BEGIN Data to examine

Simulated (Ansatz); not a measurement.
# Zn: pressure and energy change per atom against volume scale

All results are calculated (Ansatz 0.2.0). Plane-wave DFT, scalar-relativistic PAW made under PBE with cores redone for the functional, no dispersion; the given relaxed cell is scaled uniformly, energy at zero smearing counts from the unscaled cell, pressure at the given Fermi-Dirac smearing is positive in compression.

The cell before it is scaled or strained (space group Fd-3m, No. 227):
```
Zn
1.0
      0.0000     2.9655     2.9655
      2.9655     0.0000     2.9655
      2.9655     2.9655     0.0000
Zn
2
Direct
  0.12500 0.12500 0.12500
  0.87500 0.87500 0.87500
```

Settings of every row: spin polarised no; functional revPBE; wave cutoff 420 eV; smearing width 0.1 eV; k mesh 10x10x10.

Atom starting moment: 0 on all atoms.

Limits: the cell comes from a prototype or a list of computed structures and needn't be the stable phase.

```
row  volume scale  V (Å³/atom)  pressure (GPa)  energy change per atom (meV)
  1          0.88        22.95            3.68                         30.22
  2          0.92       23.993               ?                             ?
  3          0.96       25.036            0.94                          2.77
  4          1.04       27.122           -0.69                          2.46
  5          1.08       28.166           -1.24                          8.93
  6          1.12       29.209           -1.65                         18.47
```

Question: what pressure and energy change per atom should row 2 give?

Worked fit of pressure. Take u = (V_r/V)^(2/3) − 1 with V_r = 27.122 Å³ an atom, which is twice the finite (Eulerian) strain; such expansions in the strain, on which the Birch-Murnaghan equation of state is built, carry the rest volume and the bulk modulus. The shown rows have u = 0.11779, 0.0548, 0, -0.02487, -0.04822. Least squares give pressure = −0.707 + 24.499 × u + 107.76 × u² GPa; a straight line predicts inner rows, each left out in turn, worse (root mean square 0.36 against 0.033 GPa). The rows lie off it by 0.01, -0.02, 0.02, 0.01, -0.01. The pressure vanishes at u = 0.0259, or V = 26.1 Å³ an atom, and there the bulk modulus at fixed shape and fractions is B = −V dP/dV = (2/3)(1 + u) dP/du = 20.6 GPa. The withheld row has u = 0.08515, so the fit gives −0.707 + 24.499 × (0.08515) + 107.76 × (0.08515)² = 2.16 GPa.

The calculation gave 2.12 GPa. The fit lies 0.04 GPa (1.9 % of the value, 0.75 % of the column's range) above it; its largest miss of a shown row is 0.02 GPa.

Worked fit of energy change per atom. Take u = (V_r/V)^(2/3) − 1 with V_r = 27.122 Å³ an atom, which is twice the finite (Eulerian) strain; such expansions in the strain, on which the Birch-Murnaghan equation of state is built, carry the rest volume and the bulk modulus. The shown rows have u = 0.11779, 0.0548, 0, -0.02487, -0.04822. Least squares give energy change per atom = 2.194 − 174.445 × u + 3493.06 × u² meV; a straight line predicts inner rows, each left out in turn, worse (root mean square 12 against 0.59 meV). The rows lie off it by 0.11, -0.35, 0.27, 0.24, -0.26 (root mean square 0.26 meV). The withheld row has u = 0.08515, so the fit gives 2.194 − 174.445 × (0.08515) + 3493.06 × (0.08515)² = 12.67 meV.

END Data to examine

### Required action:
Please copy the lines in the records above between the one holding "Worked fit of pressure." and the one holding "The calculation gave", inclusive, exactly and with no other line.

### Worked solution:
Worked fit of pressure. Take u = (V_r/V)^(2/3) − 1 with V_r = 27.122 Å³ an atom, which is twice the finite (Eulerian) strain; such expansions in the strain, on which the Birch-Murnaghan equation of state is built, carry the rest volume and the bulk modulus. The shown rows have u = 0.11779, 0.0548, 0, -0.02487, -0.04822. Least squares give pressure = −0.707 + 24.499 × u + 107.76 × u² GPa; a straight line predicts inner rows, each left out in turn, worse (root mean square 0.36 against 0.033 GPa). The rows lie off it by 0.01, -0.02, 0.02, 0.01, -0.01. The pressure vanishes at u = 0.0259, or V = 26.1 Å³ an atom, and there the bulk modulus at fixed shape and fractions is B = −V dP/dV = (2/3)(1 + u) dP/du = 20.6 GPa. The withheld row has u = 0.08515, so the fit gives −0.707 + 24.499 × (0.08515) + 107.76 × (0.08515)² = 2.16 GPa.

The calculation gave 2.12 GPa. The fit lies 0.04 GPa (1.9 % of the value, 0.75 % of the column's range) above it; its largest miss of a shown row is 0.02 GPa.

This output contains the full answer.